> **TASK ITEM**
Set out the records again, keeping every word as it is.

──────── GIVEN INFORMATION

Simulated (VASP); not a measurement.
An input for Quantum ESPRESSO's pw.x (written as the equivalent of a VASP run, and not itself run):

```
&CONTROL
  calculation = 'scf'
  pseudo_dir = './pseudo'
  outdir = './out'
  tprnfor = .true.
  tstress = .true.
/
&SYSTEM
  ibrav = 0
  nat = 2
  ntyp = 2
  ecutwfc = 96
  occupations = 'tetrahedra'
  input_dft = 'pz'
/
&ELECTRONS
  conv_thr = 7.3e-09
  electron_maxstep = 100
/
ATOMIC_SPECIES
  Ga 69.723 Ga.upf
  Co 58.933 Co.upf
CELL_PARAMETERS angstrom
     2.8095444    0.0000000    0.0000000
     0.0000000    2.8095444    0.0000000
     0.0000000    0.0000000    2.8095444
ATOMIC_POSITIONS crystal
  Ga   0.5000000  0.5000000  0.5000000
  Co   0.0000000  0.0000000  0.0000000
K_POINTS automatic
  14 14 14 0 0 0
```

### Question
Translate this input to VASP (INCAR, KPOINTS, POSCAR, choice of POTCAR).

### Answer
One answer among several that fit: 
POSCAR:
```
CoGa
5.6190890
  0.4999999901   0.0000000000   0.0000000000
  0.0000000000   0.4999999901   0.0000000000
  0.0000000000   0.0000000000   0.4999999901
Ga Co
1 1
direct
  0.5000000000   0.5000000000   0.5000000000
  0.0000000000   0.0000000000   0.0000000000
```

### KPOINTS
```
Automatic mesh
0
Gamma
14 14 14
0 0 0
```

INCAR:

────────────────

> **WRITTEN REPLY**
Simulated (VASP); not a measurement.
An input for Quantum ESPRESSO's pw.x (written as the equivalent of a VASP run, and not itself run):

```
&CONTROL
  calculation = 'scf'
  pseudo_dir = './pseudo'
  outdir = './out'
  tprnfor = .true.
  tstress = .true.
/
&SYSTEM
  ibrav = 0
  nat = 2
  ntyp = 2
  ecutwfc = 96
  occupations = 'tetrahedra'
  input_dft = 'pz'
/
&ELECTRONS
  conv_thr = 7.3e-09
  electron_maxstep = 100
/
ATOMIC_SPECIES
  Ga 69.723 Ga.upf
  Co 58.933 Co.upf
CELL_PARAMETERS angstrom
     2.8095444    0.0000000    0.0000000
     0.0000000    2.8095444    0.0000000
     0.0000000    0.0000000    2.8095444
ATOMIC_POSITIONS crystal
  Ga   0.5000000  0.5000000  0.5000000
  Co   0.0000000  0.0000000  0.0000000
K_POINTS automatic
  14 14 14 0 0 0
```

### Question
Translate this input to VASP (INCAR, KPOINTS, POSCAR, choice of POTCAR).

### Answer
One answer among several that fit: 
POSCAR:
```
CoGa
5.6190890
  0.4999999901   0.0000000000   0.0000000000
  0.0000000000   0.4999999901   0.0000000000
  0.0000000000   0.0000000000   0.4999999901
Ga Co
1 1
direct
  0.5000000000   0.5000000000   0.5000000000
  0.0000000000   0.0000000000   0.0000000000
```

### KPOINTS
```
Automatic mesh
0
Gamma
14 14 14
0 0 0
```

INCAR:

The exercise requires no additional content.